Available data:
☆ ☆ ☆ ☆

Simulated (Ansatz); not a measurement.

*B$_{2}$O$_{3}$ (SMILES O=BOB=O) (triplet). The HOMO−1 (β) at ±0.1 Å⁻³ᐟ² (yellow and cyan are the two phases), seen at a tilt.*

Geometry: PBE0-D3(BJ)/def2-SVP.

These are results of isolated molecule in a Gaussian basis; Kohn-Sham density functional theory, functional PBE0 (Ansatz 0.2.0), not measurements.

☆ ☆ ☆ ☆

Work instruction: Transcribe the material above word for word.

Result:
Simulated (Ansatz); not a measurement.

*B$_{2}$O$_{3}$ (SMILES O=BOB=O) (triplet). The HOMO−1 (β) at ±0.1 Å⁻³ᐟ² (yellow and cyan are the two phases), seen at a tilt.*

Geometry: PBE0-D3(BJ)/def2-SVP.

These are results of isolated molecule in a Gaussian basis; Kohn-Sham density functional theory, functional PBE0 (Ansatz 0.2.0), not measurements.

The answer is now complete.